ENTRIES SUPPLIED »
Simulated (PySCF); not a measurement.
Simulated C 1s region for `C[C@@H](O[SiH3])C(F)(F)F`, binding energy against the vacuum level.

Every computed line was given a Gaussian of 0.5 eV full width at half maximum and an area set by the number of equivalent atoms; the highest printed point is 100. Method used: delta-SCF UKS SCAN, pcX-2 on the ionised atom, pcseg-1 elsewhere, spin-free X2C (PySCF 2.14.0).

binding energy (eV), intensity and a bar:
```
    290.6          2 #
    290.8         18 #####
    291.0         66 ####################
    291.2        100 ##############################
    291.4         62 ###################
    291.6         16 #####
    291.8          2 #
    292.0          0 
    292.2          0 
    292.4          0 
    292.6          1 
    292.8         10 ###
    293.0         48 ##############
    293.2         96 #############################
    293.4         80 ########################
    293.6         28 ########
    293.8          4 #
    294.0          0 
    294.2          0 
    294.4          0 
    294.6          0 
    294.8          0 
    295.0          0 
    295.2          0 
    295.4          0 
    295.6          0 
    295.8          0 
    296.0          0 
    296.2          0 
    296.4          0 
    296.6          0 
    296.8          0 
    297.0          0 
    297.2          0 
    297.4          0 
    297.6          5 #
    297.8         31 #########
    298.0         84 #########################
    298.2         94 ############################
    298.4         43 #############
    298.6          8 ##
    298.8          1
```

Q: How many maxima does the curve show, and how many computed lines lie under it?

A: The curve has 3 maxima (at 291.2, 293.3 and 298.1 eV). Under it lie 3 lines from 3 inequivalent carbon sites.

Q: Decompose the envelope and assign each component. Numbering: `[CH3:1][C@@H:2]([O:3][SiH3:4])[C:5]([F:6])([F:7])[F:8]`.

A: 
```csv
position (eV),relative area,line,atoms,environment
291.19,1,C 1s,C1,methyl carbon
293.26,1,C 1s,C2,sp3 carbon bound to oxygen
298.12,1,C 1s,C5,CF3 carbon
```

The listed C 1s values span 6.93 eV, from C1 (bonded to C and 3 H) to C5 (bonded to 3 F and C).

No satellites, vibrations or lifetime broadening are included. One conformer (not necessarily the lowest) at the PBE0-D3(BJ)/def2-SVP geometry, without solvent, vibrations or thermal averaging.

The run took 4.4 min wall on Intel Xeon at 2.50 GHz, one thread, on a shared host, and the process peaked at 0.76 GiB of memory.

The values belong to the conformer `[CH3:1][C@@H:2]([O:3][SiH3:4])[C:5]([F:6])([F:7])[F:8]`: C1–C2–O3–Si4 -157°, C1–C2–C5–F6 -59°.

WORK INSTRUCTION »
Through the line that contains "Every computed line", copy the material above exactly, beginning at its first line and including nothing more.

EXERCISE ANSWER »
Simulated (PySCF); not a measurement.
Simulated C 1s region for `C[C@@H](O[SiH3])C(F)(F)F`, binding energy against the vacuum level.

Every computed line was given a Gaussian of 0.5 eV full width at half maximum and an area set by the number of equivalent atoms; the highest printed point is 100. Method used: delta-SCF UKS SCAN, pcX-2 on the ionised atom, pcseg-1 elsewhere, spin-free X2C (PySCF 2.14.0).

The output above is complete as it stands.